◇ ◇ ◇

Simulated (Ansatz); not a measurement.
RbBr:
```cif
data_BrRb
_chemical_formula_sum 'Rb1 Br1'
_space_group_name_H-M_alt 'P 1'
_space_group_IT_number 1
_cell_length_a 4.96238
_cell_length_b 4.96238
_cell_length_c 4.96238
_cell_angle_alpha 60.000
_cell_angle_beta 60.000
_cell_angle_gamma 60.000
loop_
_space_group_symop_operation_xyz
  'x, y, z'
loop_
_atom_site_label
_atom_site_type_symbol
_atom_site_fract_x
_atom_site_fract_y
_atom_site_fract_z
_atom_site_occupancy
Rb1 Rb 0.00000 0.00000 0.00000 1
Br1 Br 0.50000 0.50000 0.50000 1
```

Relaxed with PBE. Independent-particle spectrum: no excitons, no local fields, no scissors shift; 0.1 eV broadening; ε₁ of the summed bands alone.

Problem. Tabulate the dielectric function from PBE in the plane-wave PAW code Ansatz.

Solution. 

◇ ◇ ◇

■ WORK REQUEST
Return the whole of the data, character for character.

■ WRITTEN ANSWER
Simulated (Ansatz); not a measurement.
RbBr:
```cif
data_BrRb
_chemical_formula_sum 'Rb1 Br1'
_space_group_name_H-M_alt 'P 1'
_space_group_IT_number 1
_cell_length_a 4.96238
_cell_length_b 4.96238
_cell_length_c 4.96238
_cell_angle_alpha 60.000
_cell_angle_beta 60.000
_cell_angle_gamma 60.000
loop_
_space_group_symop_operation_xyz
  'x, y, z'
loop_
_atom_site_label
_atom_site_type_symbol
_atom_site_fract_x
_atom_site_fract_y
_atom_site_fract_z
_atom_site_occupancy
Rb1 Rb 0.00000 0.00000 0.00000 1
Br1 Br 0.50000 0.50000 0.50000 1
```

Relaxed with PBE. Independent-particle spectrum: no excitons, no local fields, no scissors shift; 0.1 eV broadening; ε₁ of the summed bands alone.

Problem. Tabulate the dielectric function from PBE in the plane-wave PAW code Ansatz.

Solution. 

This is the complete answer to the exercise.